◇ ◇ ◇
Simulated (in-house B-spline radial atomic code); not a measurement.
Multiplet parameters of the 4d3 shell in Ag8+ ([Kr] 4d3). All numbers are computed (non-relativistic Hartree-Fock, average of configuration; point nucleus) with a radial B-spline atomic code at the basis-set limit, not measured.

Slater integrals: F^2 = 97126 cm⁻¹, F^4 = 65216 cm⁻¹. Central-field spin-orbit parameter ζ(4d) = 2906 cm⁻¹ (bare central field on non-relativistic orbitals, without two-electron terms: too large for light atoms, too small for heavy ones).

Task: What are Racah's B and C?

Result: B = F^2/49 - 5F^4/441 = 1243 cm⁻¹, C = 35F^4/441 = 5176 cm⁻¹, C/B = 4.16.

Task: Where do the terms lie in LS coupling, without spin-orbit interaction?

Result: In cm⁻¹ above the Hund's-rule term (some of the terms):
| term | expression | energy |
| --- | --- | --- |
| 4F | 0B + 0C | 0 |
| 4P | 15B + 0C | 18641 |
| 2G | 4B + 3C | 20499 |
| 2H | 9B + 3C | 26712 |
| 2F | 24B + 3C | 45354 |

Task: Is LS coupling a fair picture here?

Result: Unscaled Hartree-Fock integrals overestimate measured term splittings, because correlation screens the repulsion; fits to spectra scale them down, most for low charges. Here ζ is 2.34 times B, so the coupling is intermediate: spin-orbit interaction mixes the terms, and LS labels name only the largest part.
◇ ◇ ◇

ACTIVITY: The answer is the lines above between the line holding "Result: In cm⁻¹" and the line holding "Task: Is LS coupling a fair picture here?", inclusive, each written out exactly, and no others.

YOUR SOLUTION:
Result: In cm⁻¹ above the Hund's-rule term (some of the terms):
| term | expression | energy |
| --- | --- | --- |
| 4F | 0B + 0C | 0 |
| 4P | 15B + 0C | 18641 |
| 2G | 4B + 3C | 20499 |
| 2H | 9B + 3C | 26712 |
| 2F | 24B + 3C | 45354 |

Task: Is LS coupling a fair picture here?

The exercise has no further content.